- _Task item_:
Copy out, unchanged, every line from the start of the records to the line that contains "So far. Step", and stop there.

- _Given records_:
== Segment start ==

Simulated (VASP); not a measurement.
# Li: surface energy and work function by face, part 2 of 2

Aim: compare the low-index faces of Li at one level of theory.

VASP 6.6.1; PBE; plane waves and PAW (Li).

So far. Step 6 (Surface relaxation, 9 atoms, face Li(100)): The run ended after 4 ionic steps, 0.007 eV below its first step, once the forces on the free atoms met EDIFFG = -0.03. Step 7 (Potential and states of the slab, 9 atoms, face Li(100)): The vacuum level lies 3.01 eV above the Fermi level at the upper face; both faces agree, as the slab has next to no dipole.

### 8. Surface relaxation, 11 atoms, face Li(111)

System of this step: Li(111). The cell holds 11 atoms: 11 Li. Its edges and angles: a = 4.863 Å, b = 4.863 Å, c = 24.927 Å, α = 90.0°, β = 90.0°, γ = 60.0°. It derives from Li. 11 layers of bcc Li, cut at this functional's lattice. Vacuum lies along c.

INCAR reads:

== Segment end ==

- _Task output_:
Simulated (VASP); not a measurement.
# Li: surface energy and work function by face, part 2 of 2

Aim: compare the low-index faces of Li at one level of theory.

VASP 6.6.1; PBE; plane waves and PAW (Li).

So far. Step 6 (Surface relaxation, 9 atoms, face Li(100)): The run ended after 4 ionic steps, 0.007 eV below its first step, once the forces on the free atoms met EDIFFG = -0.03. Step 7 (Potential and states of the slab, 9 atoms, face Li(100)): The vacuum level lies 3.01 eV above the Fermi level at the upper face; both faces agree, as the slab has next to no dipole.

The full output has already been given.